DATA SECTION »
—————

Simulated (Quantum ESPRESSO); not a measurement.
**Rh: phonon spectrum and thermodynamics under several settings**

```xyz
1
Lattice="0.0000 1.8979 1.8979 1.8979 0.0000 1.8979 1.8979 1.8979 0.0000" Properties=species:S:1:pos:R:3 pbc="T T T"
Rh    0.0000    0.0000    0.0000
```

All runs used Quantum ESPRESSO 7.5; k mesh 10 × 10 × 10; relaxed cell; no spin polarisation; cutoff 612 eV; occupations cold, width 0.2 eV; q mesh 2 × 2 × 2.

—————

Quote each line of the data above exactly as written.

EXERCISE RESULT »
Simulated (Quantum ESPRESSO); not a measurement.
**Rh: phonon spectrum and thermodynamics under several settings**

```xyz
1
Lattice="0.0000 1.8979 1.8979 1.8979 0.0000 1.8979 1.8979 1.8979 0.0000" Properties=species:S:1:pos:R:3 pbc="T T T"
Rh    0.0000    0.0000    0.0000
```

All runs used Quantum ESPRESSO 7.5; k mesh 10 × 10 × 10; relaxed cell; no spin polarisation; cutoff 612 eV; occupations cold, width 0.2 eV; q mesh 2 × 2 × 2.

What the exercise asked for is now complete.